##########

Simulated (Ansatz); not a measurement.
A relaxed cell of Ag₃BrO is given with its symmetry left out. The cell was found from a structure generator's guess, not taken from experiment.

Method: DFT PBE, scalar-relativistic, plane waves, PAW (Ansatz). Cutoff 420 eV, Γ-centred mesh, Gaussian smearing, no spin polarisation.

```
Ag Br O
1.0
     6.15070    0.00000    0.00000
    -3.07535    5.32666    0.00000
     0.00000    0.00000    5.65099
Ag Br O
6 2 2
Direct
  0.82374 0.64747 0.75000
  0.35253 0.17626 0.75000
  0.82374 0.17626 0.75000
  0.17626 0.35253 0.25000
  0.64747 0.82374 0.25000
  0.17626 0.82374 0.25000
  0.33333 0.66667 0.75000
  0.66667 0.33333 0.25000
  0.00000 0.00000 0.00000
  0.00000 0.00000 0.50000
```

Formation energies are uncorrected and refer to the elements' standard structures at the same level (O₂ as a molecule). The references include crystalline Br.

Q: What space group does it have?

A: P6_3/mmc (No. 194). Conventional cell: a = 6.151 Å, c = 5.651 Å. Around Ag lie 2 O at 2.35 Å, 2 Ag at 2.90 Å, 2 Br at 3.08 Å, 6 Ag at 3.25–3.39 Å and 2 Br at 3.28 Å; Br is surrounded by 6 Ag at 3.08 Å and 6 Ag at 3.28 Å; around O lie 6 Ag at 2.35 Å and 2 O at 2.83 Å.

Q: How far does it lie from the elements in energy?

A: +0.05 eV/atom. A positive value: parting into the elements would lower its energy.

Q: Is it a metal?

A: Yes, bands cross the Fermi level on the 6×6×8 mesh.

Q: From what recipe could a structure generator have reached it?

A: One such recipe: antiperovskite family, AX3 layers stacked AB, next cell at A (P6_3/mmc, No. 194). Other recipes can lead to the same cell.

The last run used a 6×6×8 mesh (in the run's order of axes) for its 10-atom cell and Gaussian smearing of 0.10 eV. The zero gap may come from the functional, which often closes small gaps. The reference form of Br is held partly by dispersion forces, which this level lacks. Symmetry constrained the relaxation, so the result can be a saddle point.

##########

## WORK TASK
Would you copy, unchanged, the stretch of the records above that begins at the line containing "A: +0.05 eV/atom." and ends at the line containing "A: One such", and only that?

## YOUR SOLUTION
A: +0.05 eV/atom. A positive value: parting into the elements would lower its energy.

Q: Is it a metal?

A: Yes, bands cross the Fermi level on the 6×6×8 mesh.

Q: From what recipe could a structure generator have reached it?

A: One such recipe: antiperovskite family, AX3 layers stacked AB, next cell at A (P6_3/mmc, No. 194). Other recipes can lead to the same cell.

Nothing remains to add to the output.